# DATA RECORDS
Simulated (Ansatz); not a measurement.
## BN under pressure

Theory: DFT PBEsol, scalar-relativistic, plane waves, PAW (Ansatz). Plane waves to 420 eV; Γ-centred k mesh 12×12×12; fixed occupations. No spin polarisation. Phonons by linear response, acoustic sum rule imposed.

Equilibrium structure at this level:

# BRIEF
Retype every line above with nothing changed.

# TASK ANSWER
Simulated (Ansatz); not a measurement.
## BN under pressure

Theory: DFT PBEsol, scalar-relativistic, plane waves, PAW (Ansatz). Plane waves to 420 eV; Γ-centred k mesh 12×12×12; fixed occupations. No spin polarisation. Phonons by linear response, acoustic sum rule imposed.

Equilibrium structure at this level:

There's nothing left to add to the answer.